> **REQUIRED ACTION**:
Please print every line of the listing, unchanged.

> **DATASET ENTRIES**:
- - -

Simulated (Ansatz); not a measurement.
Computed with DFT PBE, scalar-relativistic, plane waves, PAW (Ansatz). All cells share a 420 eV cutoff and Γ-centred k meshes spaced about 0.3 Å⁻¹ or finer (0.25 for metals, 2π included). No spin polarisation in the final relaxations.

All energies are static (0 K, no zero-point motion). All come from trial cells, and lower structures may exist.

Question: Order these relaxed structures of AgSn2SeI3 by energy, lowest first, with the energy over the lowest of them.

- - -

> **TASK RESULT**:
Simulated (Ansatz); not a measurement.
Computed with DFT PBE, scalar-relativistic, plane waves, PAW (Ansatz). All cells share a 420 eV cutoff and Γ-centred k meshes spaced about 0.3 Å⁻¹ or finer (0.25 for metals, 2π included). No spin polarisation in the final relaxations.

All energies are static (0 K, no zero-point motion). All come from trial cells, and lower structures may exist.

Question: Order these relaxed structures of AgSn2SeI3 by energy, lowest first, with the energy over the lowest of them.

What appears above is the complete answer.